Top of Data extract

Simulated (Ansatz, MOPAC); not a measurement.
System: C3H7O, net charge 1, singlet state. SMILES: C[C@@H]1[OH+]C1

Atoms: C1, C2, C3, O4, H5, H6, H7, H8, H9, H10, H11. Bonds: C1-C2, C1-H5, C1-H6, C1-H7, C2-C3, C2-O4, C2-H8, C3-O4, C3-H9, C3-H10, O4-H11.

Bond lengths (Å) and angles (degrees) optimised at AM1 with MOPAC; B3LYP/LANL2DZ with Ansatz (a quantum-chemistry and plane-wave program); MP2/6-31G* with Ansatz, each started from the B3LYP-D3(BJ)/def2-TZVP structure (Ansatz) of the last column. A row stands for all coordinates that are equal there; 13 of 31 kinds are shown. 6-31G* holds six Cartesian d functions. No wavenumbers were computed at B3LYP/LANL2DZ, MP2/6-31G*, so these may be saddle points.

Bottom of Data extract

▶ [Assigned task]:
Write out, unaltered, the lines from the opening of the listing through the line that includes "C3-H9, C3-H10, O4-H11.".

▶ [Task result]:
Simulated (Ansatz, MOPAC); not a measurement.
System: C3H7O, net charge 1, singlet state. SMILES: C[C@@H]1[OH+]C1

Atoms: C1, C2, C3, O4, H5, H6, H7, H8, H9, H10, H11. Bonds: C1-C2, C1-H5, C1-H6, C1-H7, C2-C3, C2-O4, C2-H8, C3-O4, C3-H9, C3-H10, O4-H11.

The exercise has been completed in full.